Top of Dataset content

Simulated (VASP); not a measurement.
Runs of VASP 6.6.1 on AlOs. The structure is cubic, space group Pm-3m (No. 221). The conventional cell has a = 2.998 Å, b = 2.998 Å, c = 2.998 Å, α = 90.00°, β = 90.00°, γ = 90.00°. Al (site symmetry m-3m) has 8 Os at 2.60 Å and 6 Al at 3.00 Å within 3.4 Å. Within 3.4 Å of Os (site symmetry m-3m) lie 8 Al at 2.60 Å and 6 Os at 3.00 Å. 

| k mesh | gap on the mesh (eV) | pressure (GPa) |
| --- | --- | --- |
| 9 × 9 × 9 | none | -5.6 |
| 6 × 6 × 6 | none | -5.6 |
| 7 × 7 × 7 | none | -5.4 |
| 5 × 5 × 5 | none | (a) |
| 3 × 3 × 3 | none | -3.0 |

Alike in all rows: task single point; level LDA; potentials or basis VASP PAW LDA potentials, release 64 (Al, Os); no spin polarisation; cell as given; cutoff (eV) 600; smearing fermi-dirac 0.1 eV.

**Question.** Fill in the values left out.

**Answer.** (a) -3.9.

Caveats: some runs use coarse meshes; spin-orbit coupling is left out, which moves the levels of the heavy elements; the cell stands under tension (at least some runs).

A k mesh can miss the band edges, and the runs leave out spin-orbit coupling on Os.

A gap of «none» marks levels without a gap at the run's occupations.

Bottom of Dataset content

## Brief
Using the data above, print exactly the lines from the line that contains "6 | none | -5.6 |" through the line that contains "A k mesh can", with both included.

## Your response
| 6 × 6 × 6 | none | -5.6 |
| 7 × 7 × 7 | none | -5.4 |
| 5 × 5 × 5 | none | (a) |
| 3 × 3 × 3 | none | -3.0 |

Alike in all rows: task single point; level LDA; potentials or basis VASP PAW LDA potentials, release 64 (Al, Os); no spin polarisation; cell as given; cutoff (eV) 600; smearing fermi-dirac 0.1 eV.

**Question.** Fill in the values left out.

**Answer.** (a) -3.9.

Caveats: some runs use coarse meshes; spin-orbit coupling is left out, which moves the levels of the heavy elements; the cell stands under tension (at least some runs).

A k mesh can miss the band edges, and the runs leave out spin-orbit coupling on Os.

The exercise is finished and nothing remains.